*TASK ITEM*. Lines from the top of the entries down to the line with "Problem. What will" must be set down exactly as they stand, with both ends retained.

*RECORDED DATA*.

******

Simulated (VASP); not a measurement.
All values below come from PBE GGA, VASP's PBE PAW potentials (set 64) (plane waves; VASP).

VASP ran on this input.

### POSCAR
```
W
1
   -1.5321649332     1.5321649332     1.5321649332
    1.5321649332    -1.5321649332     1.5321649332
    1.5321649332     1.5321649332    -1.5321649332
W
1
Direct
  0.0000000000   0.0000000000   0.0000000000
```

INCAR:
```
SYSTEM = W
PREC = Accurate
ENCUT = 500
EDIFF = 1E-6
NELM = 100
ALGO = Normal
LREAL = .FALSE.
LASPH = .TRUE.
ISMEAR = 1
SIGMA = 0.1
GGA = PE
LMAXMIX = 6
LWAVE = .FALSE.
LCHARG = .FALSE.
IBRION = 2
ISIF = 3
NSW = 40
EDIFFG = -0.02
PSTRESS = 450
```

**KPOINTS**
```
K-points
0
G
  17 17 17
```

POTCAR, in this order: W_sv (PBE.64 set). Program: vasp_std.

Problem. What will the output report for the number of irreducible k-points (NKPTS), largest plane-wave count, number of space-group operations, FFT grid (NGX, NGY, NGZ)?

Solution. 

******

*SOLUTION*.
Simulated (VASP); not a measurement.
All values below come from PBE GGA, VASP's PBE PAW potentials (set 64) (plane waves; VASP).

VASP ran on this input.

### POSCAR
```
W
1
   -1.5321649332     1.5321649332     1.5321649332
    1.5321649332    -1.5321649332     1.5321649332
    1.5321649332     1.5321649332    -1.5321649332
W
1
Direct
  0.0000000000   0.0000000000   0.0000000000
```

INCAR:
```
SYSTEM = W
PREC = Accurate
ENCUT = 500
EDIFF = 1E-6
NELM = 100
ALGO = Normal
LREAL = .FALSE.
LASPH = .TRUE.
ISMEAR = 1
SIGMA = 0.1
GGA = PE
LMAXMIX = 6
LWAVE = .FALSE.
LCHARG = .FALSE.
IBRION = 2
ISIF = 3
NSW = 40
EDIFFG = -0.02
PSTRESS = 450
```

**KPOINTS**
```
K-points
0
G
  17 17 17
```

POTCAR, in this order: W_sv (PBE.64 set). Program: vasp_std.

Problem. What will the output report for the number of irreducible k-points (NKPTS), largest plane-wave count, number of space-group operations, FFT grid (NGX, NGY, NGZ)?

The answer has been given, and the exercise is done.